> [DATA FOR ANALYSIS]:
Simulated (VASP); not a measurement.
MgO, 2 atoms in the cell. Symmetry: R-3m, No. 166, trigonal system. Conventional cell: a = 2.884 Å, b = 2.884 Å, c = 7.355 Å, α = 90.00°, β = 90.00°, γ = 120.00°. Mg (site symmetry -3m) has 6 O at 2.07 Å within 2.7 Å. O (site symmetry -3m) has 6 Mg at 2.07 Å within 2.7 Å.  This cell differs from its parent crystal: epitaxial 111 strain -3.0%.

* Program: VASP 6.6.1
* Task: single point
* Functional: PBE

> [BRIEF]:
Would you reproduce the entire listing, keeping every line as it is?

> [YOUR RESPONSE]:
Simulated (VASP); not a measurement.
MgO, 2 atoms in the cell. Symmetry: R-3m, No. 166, trigonal system. Conventional cell: a = 2.884 Å, b = 2.884 Å, c = 7.355 Å, α = 90.00°, β = 90.00°, γ = 120.00°. Mg (site symmetry -3m) has 6 O at 2.07 Å within 2.7 Å. O (site symmetry -3m) has 6 Mg at 2.07 Å within 2.7 Å.  This cell differs from its parent crystal: epitaxial 111 strain -3.0%.

* Program: VASP 6.6.1
* Task: single point
* Functional: PBE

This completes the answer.